Repeat exactly the lines from the start of the records below through the line that contains "Aim: the single point of PtSe2 with PBE.", including both.

::: PROVIDED DATA :::

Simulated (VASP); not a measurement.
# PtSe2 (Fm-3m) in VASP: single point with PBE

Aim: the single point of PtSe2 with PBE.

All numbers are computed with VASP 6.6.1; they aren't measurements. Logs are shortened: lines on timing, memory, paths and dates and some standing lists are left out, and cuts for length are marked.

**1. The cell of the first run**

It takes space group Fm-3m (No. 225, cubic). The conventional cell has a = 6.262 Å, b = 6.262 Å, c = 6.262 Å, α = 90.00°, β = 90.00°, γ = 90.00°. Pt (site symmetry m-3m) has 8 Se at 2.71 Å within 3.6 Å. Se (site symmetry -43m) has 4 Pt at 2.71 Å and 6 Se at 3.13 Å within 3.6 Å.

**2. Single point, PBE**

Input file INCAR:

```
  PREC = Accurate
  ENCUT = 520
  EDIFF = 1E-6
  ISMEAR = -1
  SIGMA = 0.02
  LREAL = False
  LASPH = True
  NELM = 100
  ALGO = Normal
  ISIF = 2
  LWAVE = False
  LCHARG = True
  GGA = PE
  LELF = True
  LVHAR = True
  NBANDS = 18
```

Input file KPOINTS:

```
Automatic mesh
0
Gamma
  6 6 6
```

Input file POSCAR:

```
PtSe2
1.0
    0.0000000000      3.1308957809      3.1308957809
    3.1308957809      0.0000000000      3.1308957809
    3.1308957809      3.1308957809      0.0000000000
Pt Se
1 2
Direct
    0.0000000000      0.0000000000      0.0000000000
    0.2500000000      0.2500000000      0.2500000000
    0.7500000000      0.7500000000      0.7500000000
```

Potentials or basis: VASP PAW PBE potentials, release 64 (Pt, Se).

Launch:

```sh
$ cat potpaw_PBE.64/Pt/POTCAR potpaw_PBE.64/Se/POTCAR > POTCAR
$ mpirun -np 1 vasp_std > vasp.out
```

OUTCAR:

:::

* [EXERCISE ANSWER]
Simulated (VASP); not a measurement.
# PtSe2 (Fm-3m) in VASP: single point with PBE

Aim: the single point of PtSe2 with PBE.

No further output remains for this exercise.